Repeat the records exactly, so that each line matches the original.

*** Opening of Supplied information ***
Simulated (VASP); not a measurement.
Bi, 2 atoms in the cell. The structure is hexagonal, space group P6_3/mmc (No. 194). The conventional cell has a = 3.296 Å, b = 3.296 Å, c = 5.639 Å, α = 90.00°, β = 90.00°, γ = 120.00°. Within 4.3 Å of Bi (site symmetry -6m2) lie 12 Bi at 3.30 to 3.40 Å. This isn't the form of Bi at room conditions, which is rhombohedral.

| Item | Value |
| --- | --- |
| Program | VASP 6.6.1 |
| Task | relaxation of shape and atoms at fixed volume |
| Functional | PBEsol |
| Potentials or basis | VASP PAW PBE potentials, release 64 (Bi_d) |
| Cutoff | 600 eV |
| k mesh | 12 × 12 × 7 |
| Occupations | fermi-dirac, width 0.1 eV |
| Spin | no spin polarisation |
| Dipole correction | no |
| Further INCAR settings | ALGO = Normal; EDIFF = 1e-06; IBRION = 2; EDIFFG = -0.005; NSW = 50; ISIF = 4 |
*** Close of Supplied information ***

## [Task response]
Simulated (VASP); not a measurement.
Bi, 2 atoms in the cell. The structure is hexagonal, space group P6_3/mmc (No. 194). The conventional cell has a = 3.296 Å, b = 3.296 Å, c = 5.639 Å, α = 90.00°, β = 90.00°, γ = 120.00°. Within 4.3 Å of Bi (site symmetry -6m2) lie 12 Bi at 3.30 to 3.40 Å. This isn't the form of Bi at room conditions, which is rhombohedral.

| Item | Value |
| --- | --- |
| Program | VASP 6.6.1 |
| Task | relaxation of shape and atoms at fixed volume |
| Functional | PBEsol |
| Potentials or basis | VASP PAW PBE potentials, release 64 (Bi_d) |
| Cutoff | 600 eV |
| k mesh | 12 × 12 × 7 |
| Occupations | fermi-dirac, width 0.1 eV |
| Spin | no spin polarisation |
| Dipole correction | no |
| Further INCAR settings | ALGO = Normal; EDIFF = 1e-06; IBRION = 2; EDIFFG = -0.005; NSW = 50; ISIF = 4 |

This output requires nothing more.